(INFORMATION SUPPLIED)

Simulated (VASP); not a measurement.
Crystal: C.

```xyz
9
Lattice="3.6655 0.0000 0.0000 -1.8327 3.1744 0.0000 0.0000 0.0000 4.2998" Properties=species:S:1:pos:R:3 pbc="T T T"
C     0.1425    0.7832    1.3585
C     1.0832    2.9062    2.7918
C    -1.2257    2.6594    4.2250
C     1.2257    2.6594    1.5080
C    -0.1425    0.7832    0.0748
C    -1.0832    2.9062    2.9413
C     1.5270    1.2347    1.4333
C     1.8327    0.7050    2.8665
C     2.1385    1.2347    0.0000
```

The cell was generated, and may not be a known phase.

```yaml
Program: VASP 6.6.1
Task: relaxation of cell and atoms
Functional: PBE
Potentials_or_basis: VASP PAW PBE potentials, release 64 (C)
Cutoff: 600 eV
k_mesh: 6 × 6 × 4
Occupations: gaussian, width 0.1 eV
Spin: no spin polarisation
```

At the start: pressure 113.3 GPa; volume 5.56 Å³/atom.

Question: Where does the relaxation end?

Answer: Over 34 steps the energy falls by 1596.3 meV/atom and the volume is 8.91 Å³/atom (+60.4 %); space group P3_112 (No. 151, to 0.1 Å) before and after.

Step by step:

(End INFORMATION SUPPLIED)

Give again, word for word, every line of the listing above from the one with "At the start: pressure" to the one with "Answer: Over 34", both inclusive, and nothing beyond them.

At the start: pressure 113.3 GPa; volume 5.56 Å³/atom.

Question: Where does the relaxation end?

Answer: Over 34 steps the energy falls by 1596.3 meV/atom and the volume is 8.91 Å³/atom (+60.4 %); space group P3_112 (No. 151, to 0.1 Å) before and after.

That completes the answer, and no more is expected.